**Assigned task**. Set down the lines below exactly as they stand, please. Go from the first through the one containing "Answer: The gap".

**Given entries**.
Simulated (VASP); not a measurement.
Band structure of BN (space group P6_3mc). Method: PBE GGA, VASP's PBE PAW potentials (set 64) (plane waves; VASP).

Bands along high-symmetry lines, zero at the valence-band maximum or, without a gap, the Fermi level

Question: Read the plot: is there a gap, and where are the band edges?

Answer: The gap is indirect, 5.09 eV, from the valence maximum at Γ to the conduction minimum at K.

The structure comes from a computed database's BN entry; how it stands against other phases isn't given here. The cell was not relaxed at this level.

**Exercise solution**.
Simulated (VASP); not a measurement.
Band structure of BN (space group P6_3mc). Method: PBE GGA, VASP's PBE PAW potentials (set 64) (plane waves; VASP).

Bands along high-symmetry lines, zero at the valence-band maximum or, without a gap, the Fermi level

Question: Read the plot: is there a gap, and where are the band edges?

Answer: The gap is indirect, 5.09 eV, from the valence maximum at Γ to the conduction minimum at K.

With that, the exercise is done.